*** LISTED RECORDS Section Begins ***

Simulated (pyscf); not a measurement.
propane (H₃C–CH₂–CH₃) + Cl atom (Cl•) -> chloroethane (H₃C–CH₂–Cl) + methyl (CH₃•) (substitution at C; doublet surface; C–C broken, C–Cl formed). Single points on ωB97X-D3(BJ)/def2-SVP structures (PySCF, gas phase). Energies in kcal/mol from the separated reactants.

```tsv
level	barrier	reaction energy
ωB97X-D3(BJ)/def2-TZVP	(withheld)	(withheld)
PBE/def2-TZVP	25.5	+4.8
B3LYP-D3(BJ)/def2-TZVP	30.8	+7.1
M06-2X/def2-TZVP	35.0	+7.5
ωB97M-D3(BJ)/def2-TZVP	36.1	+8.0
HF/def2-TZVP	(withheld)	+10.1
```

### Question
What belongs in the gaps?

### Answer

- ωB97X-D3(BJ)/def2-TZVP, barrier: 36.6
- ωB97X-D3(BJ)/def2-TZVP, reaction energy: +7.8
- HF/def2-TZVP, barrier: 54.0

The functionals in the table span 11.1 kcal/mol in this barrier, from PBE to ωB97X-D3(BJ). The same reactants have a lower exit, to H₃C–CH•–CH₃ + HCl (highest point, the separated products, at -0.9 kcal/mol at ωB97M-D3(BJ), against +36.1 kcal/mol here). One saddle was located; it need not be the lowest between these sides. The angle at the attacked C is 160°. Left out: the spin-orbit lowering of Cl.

*** LISTED RECORDS Section Ends ***

### WORK TASK
Please output the exact lines of the records above, beginning with the first and stopping after the line that holds "- HF/def2-TZVP, barrier: 54.0", and nothing else.

### TASK RESPONSE
Simulated (pyscf); not a measurement.
propane (H₃C–CH₂–CH₃) + Cl atom (Cl•) -> chloroethane (H₃C–CH₂–Cl) + methyl (CH₃•) (substitution at C; doublet surface; C–C broken, C–Cl formed). Single points on ωB97X-D3(BJ)/def2-SVP structures (PySCF, gas phase). Energies in kcal/mol from the separated reactants.

```tsv
level	barrier	reaction energy
ωB97X-D3(BJ)/def2-TZVP	(withheld)	(withheld)
PBE/def2-TZVP	25.5	+4.8
B3LYP-D3(BJ)/def2-TZVP	30.8	+7.1
M06-2X/def2-TZVP	35.0	+7.5
ωB97M-D3(BJ)/def2-TZVP	36.1	+8.0
HF/def2-TZVP	(withheld)	+10.1
```

### Question
What belongs in the gaps?

### Answer

- ωB97X-D3(BJ)/def2-TZVP, barrier: 36.6
- ωB97X-D3(BJ)/def2-TZVP, reaction energy: +7.8
- HF/def2-TZVP, barrier: 54.0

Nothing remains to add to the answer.